> Activity: Output all the data exactly.

---- Extracted information

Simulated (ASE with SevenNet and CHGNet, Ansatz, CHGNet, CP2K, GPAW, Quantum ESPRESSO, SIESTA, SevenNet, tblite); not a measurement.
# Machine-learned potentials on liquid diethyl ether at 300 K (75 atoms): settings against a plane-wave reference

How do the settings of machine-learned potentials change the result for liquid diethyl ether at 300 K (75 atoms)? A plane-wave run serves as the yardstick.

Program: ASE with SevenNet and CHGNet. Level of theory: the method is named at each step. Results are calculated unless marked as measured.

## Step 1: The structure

--------

> Task answer:
Simulated (ASE with SevenNet and CHGNet, Ansatz, CHGNet, CP2K, GPAW, Quantum ESPRESSO, SIESTA, SevenNet, tblite); not a measurement.
# Machine-learned potentials on liquid diethyl ether at 300 K (75 atoms): settings against a plane-wave reference

How do the settings of machine-learned potentials change the result for liquid diethyl ether at 300 K (75 atoms)? A plane-wave run serves as the yardstick.

Program: ASE with SevenNet and CHGNet. Level of theory: the method is named at each step. Results are calculated unless marked as measured.

## Step 1: The structure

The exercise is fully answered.